Once the data has been read, return all of it precisely as written.

--------------------------------------------------

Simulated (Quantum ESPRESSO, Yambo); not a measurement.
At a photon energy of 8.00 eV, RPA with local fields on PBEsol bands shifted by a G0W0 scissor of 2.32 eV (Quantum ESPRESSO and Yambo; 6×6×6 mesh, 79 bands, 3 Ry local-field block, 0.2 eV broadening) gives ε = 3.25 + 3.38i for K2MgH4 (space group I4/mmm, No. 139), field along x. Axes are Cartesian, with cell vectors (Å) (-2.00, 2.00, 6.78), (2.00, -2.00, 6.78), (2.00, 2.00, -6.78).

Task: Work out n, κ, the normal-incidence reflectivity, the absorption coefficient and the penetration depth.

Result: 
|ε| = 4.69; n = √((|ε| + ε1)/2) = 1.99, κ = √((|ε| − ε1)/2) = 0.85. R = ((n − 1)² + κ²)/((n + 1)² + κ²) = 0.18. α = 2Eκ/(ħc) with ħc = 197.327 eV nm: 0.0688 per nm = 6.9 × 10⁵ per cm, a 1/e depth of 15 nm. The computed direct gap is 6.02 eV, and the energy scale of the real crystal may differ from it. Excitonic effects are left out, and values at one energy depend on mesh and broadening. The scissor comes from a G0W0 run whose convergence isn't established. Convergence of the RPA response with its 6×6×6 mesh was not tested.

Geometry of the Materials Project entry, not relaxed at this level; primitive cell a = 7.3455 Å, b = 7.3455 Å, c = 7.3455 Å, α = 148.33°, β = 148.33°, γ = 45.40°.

--------------------------------------------------

*TASK ANSWER*:
Simulated (Quantum ESPRESSO, Yambo); not a measurement.
At a photon energy of 8.00 eV, RPA with local fields on PBEsol bands shifted by a G0W0 scissor of 2.32 eV (Quantum ESPRESSO and Yambo; 6×6×6 mesh, 79 bands, 3 Ry local-field block, 0.2 eV broadening) gives ε = 3.25 + 3.38i for K2MgH4 (space group I4/mmm, No. 139), field along x. Axes are Cartesian, with cell vectors (Å) (-2.00, 2.00, 6.78), (2.00, -2.00, 6.78), (2.00, 2.00, -6.78).

Task: Work out n, κ, the normal-incidence reflectivity, the absorption coefficient and the penetration depth.

Result: 
|ε| = 4.69; n = √((|ε| + ε1)/2) = 1.99, κ = √((|ε| − ε1)/2) = 0.85. R = ((n − 1)² + κ²)/((n + 1)² + κ²) = 0.18. α = 2Eκ/(ħc) with ħc = 197.327 eV nm: 0.0688 per nm = 6.9 × 10⁵ per cm, a 1/e depth of 15 nm. The computed direct gap is 6.02 eV, and the energy scale of the real crystal may differ from it. Excitonic effects are left out, and values at one energy depend on mesh and broadening. The scissor comes from a G0W0 run whose convergence isn't established. Convergence of the RPA response with its 6×6×6 mesh was not tested.

Geometry of the Materials Project entry, not relaxed at this level; primitive cell a = 7.3455 Å, b = 7.3455 Å, c = 7.3455 Å, α = 148.33°, β = 148.33°, γ = 45.40°.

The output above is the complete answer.